▶ Task item
Your job is to set down the stretch of entries that opens with the line containing "Theory: VASP, DFT, r2SCAN, plane waves, PAW." and closes with the line containing "It is gapped, with". Keep both end lines, copy each exactly, and add nothing.

▶ Material shown
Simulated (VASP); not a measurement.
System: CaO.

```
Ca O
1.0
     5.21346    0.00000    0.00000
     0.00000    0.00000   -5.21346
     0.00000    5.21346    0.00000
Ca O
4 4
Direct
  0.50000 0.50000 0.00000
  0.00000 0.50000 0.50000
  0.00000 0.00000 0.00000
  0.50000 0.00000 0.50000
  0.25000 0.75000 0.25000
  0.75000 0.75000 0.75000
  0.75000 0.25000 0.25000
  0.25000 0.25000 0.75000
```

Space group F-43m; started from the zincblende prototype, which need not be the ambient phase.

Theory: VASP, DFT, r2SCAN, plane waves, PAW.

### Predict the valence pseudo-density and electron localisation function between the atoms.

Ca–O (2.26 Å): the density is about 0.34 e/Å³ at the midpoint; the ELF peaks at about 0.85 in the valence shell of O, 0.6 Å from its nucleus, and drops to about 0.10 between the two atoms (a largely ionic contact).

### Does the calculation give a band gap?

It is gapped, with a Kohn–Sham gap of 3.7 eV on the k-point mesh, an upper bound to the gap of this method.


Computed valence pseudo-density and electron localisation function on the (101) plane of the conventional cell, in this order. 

▶ Written solution
Theory: VASP, DFT, r2SCAN, plane waves, PAW.

### Predict the valence pseudo-density and electron localisation function between the atoms.

Ca–O (2.26 Å): the density is about 0.34 e/Å³ at the midpoint; the ELF peaks at about 0.85 in the valence shell of O, 0.6 Å from its nucleus, and drops to about 0.10 between the two atoms (a largely ionic contact).

### Does the calculation give a band gap?

It is gapped, with a Kohn–Sham gap of 3.7 eV on the k-point mesh, an upper bound to the gap of this method.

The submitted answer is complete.